=== Section Start ===

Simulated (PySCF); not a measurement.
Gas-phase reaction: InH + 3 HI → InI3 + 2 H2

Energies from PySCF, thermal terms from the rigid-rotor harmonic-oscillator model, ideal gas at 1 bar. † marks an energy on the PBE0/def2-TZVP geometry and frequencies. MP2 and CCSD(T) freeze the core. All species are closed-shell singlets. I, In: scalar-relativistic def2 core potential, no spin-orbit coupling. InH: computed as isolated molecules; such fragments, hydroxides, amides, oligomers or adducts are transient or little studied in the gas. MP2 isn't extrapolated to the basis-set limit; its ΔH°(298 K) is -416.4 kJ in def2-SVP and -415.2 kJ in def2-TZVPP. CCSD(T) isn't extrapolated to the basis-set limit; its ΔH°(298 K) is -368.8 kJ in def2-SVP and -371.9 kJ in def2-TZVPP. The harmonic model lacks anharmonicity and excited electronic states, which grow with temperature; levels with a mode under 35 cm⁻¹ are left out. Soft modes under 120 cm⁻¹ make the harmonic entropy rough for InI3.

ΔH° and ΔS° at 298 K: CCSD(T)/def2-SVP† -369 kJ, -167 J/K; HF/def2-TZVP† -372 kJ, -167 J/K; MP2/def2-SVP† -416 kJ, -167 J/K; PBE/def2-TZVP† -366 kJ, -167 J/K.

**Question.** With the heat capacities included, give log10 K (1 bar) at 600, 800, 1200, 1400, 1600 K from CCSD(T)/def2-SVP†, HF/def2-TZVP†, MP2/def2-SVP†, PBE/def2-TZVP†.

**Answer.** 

=== Section End ===

ASSIGNED TASK: Within the material above, output exactly the lines from the one with "Energies from PySCF, thermal" through the one with "ΔH° and ΔS°", end lines included, and nothing besides.

ANSWER BOX:
Energies from PySCF, thermal terms from the rigid-rotor harmonic-oscillator model, ideal gas at 1 bar. † marks an energy on the PBE0/def2-TZVP geometry and frequencies. MP2 and CCSD(T) freeze the core. All species are closed-shell singlets. I, In: scalar-relativistic def2 core potential, no spin-orbit coupling. InH: computed as isolated molecules; such fragments, hydroxides, amides, oligomers or adducts are transient or little studied in the gas. MP2 isn't extrapolated to the basis-set limit; its ΔH°(298 K) is -416.4 kJ in def2-SVP and -415.2 kJ in def2-TZVPP. CCSD(T) isn't extrapolated to the basis-set limit; its ΔH°(298 K) is -368.8 kJ in def2-SVP and -371.9 kJ in def2-TZVPP. The harmonic model lacks anharmonicity and excited electronic states, which grow with temperature; levels with a mode under 35 cm⁻¹ are left out. Soft modes under 120 cm⁻¹ make the harmonic entropy rough for InI3.

ΔH° and ΔS° at 298 K: CCSD(T)/def2-SVP† -369 kJ, -167 J/K; HF/def2-TZVP† -372 kJ, -167 J/K; MP2/def2-SVP† -416 kJ, -167 J/K; PBE/def2-TZVP† -366 kJ, -167 J/K.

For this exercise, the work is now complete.